In full and without edits, write out the data that follows.

▶

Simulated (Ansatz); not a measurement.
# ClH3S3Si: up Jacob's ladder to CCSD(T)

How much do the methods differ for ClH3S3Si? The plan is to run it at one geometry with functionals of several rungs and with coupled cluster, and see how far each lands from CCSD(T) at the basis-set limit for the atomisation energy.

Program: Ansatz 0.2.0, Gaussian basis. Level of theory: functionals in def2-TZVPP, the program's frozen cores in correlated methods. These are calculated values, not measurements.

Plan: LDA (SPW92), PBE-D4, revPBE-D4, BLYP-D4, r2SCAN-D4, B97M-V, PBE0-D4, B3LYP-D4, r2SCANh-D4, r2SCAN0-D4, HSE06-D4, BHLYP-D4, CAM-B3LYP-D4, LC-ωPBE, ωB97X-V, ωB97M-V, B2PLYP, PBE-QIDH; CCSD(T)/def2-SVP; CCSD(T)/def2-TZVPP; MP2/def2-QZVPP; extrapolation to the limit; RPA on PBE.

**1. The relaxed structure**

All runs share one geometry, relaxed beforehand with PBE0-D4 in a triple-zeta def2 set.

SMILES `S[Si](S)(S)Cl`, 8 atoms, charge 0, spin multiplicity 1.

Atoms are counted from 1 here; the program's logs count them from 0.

◀

TASK ANSWER:
Simulated (Ansatz); not a measurement.
# ClH3S3Si: up Jacob's ladder to CCSD(T)

How much do the methods differ for ClH3S3Si? The plan is to run it at one geometry with functionals of several rungs and with coupled cluster, and see how far each lands from CCSD(T) at the basis-set limit for the atomisation energy.

Program: Ansatz 0.2.0, Gaussian basis. Level of theory: functionals in def2-TZVPP, the program's frozen cores in correlated methods. These are calculated values, not measurements.

Plan: LDA (SPW92), PBE-D4, revPBE-D4, BLYP-D4, r2SCAN-D4, B97M-V, PBE0-D4, B3LYP-D4, r2SCANh-D4, r2SCAN0-D4, HSE06-D4, BHLYP-D4, CAM-B3LYP-D4, LC-ωPBE, ωB97X-V, ωB97M-V, B2PLYP, PBE-QIDH; CCSD(T)/def2-SVP; CCSD(T)/def2-TZVPP; MP2/def2-QZVPP; extrapolation to the limit; RPA on PBE.

**1. The relaxed structure**

All runs share one geometry, relaxed beforehand with PBE0-D4 in a triple-zeta def2 set.

SMILES `S[Si](S)(S)Cl`, 8 atoms, charge 0, spin multiplicity 1.

Atoms are counted from 1 here; the program's logs count them from 0.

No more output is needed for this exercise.